TASK ITEM = Keeping every word the same, return the listing from its first line until the line holding "### 1. Find the equilibrium geometry" has been returned as well.

EXCERPTED DATA =
==============================

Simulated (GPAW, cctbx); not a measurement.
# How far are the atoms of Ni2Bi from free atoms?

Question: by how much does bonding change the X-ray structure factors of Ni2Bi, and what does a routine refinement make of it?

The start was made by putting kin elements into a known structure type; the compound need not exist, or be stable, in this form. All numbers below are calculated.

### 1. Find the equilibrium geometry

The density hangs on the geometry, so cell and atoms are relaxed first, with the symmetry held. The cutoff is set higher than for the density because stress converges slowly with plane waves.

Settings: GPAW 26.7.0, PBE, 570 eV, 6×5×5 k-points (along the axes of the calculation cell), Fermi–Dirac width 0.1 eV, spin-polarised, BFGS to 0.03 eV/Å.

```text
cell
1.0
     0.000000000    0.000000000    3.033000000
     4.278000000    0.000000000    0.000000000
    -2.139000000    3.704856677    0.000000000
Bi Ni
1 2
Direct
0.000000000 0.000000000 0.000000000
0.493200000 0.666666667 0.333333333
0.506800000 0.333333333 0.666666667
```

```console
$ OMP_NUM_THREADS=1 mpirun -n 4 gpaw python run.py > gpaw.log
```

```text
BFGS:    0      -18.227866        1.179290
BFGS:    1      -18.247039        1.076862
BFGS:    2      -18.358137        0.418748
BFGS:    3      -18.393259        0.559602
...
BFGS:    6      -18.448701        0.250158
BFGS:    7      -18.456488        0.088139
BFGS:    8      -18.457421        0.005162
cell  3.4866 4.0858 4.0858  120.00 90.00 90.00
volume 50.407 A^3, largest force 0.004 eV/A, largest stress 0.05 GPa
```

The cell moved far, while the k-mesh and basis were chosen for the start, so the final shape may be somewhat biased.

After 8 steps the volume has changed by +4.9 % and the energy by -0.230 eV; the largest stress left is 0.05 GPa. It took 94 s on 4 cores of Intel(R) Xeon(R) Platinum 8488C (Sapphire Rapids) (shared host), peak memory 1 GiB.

==============================

WRITTEN SOLUTION =
Simulated (GPAW, cctbx); not a measurement.
# How far are the atoms of Ni2Bi from free atoms?

Question: by how much does bonding change the X-ray structure factors of Ni2Bi, and what does a routine refinement make of it?

The start was made by putting kin elements into a known structure type; the compound need not exist, or be stable, in this form. All numbers below are calculated.

### 1. Find the equilibrium geometry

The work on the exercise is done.